Assignment: The entries are to be returned exactly as written.

### Data provided ###
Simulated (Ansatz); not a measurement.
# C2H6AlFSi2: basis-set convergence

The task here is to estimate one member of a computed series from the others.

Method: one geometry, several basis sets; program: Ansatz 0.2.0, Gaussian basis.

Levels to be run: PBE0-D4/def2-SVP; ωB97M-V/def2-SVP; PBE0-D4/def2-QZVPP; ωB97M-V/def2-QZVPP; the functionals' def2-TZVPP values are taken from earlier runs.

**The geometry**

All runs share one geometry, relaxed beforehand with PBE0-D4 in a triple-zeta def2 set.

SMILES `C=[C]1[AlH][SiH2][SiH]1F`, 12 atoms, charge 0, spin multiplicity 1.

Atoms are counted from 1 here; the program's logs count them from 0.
###

Task result:
Simulated (Ansatz); not a measurement.
# C2H6AlFSi2: basis-set convergence

The task here is to estimate one member of a computed series from the others.

Method: one geometry, several basis sets; program: Ansatz 0.2.0, Gaussian basis.

Levels to be run: PBE0-D4/def2-SVP; ωB97M-V/def2-SVP; PBE0-D4/def2-QZVPP; ωB97M-V/def2-QZVPP; the functionals' def2-TZVPP values are taken from earlier runs.

**The geometry**

All runs share one geometry, relaxed beforehand with PBE0-D4 in a triple-zeta def2 set.

SMILES `C=[C]1[AlH][SiH2][SiH]1F`, 12 atoms, charge 0, spin multiplicity 1.

Atoms are counted from 1 here; the program's logs count them from 0.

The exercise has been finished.